WORK INSTRUCTION: Line by line, the entries below are to be reproduced unaltered.

AVAILABLE DATA:
╭──

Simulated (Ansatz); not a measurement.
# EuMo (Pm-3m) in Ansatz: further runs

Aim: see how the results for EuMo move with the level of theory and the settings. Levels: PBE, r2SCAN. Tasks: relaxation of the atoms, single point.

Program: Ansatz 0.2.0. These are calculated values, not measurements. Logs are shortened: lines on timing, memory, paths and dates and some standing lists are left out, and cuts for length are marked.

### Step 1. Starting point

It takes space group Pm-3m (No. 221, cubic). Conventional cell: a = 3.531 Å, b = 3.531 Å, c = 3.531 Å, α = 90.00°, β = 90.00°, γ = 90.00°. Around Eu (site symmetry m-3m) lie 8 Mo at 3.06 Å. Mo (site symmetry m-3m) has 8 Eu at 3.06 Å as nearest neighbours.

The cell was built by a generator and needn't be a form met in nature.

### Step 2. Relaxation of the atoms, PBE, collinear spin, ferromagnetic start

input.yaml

╰──

YOUR SOLUTION:
Simulated (Ansatz); not a measurement.
# EuMo (Pm-3m) in Ansatz: further runs

Aim: see how the results for EuMo move with the level of theory and the settings. Levels: PBE, r2SCAN. Tasks: relaxation of the atoms, single point.

Program: Ansatz 0.2.0. These are calculated values, not measurements. Logs are shortened: lines on timing, memory, paths and dates and some standing lists are left out, and cuts for length are marked.

### Step 1. Starting point

It takes space group Pm-3m (No. 221, cubic). Conventional cell: a = 3.531 Å, b = 3.531 Å, c = 3.531 Å, α = 90.00°, β = 90.00°, γ = 90.00°. Around Eu (site symmetry m-3m) lie 8 Mo at 3.06 Å. Mo (site symmetry m-3m) has 8 Eu at 3.06 Å as nearest neighbours.

The cell was built by a generator and needn't be a form met in nature.

### Step 2. Relaxation of the atoms, PBE, collinear spin, ferromagnetic start

input.yaml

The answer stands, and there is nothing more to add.